**Input data:**
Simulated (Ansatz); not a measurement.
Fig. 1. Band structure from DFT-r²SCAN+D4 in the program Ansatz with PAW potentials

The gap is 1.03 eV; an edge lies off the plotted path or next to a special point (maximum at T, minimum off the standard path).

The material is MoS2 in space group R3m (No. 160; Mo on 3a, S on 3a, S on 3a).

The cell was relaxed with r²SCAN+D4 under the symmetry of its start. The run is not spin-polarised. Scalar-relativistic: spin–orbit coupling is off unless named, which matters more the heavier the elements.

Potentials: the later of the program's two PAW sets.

**Assigned task:** All the lines above need to be retyped exactly, with nothing left out.

**Written solution:**
Simulated (Ansatz); not a measurement.
Fig. 1. Band structure from DFT-r²SCAN+D4 in the program Ansatz with PAW potentials

The gap is 1.03 eV; an edge lies off the plotted path or next to a special point (maximum at T, minimum off the standard path).

The material is MoS2 in space group R3m (No. 160; Mo on 3a, S on 3a, S on 3a).

The cell was relaxed with r²SCAN+D4 under the symmetry of its start. The run is not spin-polarised. Scalar-relativistic: spin–orbit coupling is off unless named, which matters more the heavier the elements.

Potentials: the later of the program's two PAW sets.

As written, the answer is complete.